REQUIRED ACTION →
The required output is every line from the beginning of the entries below through the line that includes "Method: PBEsol GGA, VASP's", copied exactly.

>>>>

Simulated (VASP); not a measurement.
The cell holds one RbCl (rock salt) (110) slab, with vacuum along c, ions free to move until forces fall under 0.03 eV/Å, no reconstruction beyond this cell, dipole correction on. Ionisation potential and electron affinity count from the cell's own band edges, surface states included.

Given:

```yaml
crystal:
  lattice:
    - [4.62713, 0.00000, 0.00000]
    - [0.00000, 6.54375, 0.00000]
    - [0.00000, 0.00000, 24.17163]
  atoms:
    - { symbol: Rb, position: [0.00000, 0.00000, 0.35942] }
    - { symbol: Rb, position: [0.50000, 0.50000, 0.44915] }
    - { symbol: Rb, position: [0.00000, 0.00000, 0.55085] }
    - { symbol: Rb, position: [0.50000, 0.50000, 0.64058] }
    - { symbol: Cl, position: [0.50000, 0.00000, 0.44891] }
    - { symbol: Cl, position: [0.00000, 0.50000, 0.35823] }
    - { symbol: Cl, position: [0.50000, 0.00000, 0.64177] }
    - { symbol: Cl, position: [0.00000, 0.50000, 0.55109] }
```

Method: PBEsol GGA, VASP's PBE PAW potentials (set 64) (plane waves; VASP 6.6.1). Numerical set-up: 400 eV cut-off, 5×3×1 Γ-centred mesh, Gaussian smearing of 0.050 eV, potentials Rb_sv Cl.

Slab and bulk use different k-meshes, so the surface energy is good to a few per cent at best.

<<<<

TASK OUTPUT →
Simulated (VASP); not a measurement.
The cell holds one RbCl (rock salt) (110) slab, with vacuum along c, ions free to move until forces fall under 0.03 eV/Å, no reconstruction beyond this cell, dipole correction on. Ionisation potential and electron affinity count from the cell's own band edges, surface states included.

Given:

```yaml
crystal:
  lattice:
    - [4.62713, 0.00000, 0.00000]
    - [0.00000, 6.54375, 0.00000]
    - [0.00000, 0.00000, 24.17163]
  atoms:
    - { symbol: Rb, position: [0.00000, 0.00000, 0.35942] }
    - { symbol: Rb, position: [0.50000, 0.50000, 0.44915] }
    - { symbol: Rb, position: [0.00000, 0.00000, 0.55085] }
    - { symbol: Rb, position: [0.50000, 0.50000, 0.64058] }
    - { symbol: Cl, position: [0.50000, 0.00000, 0.44891] }
    - { symbol: Cl, position: [0.00000, 0.50000, 0.35823] }
    - { symbol: Cl, position: [0.50000, 0.00000, 0.64177] }
    - { symbol: Cl, position: [0.00000, 0.50000, 0.55109] }
```

Method: PBEsol GGA, VASP's PBE PAW potentials (set 64) (plane waves; VASP 6.6.1). Numerical set-up: 400 eV cut-off, 5×3×1 Γ-centred mesh, Gaussian smearing of 0.050 eV, potentials Rb_sv Cl.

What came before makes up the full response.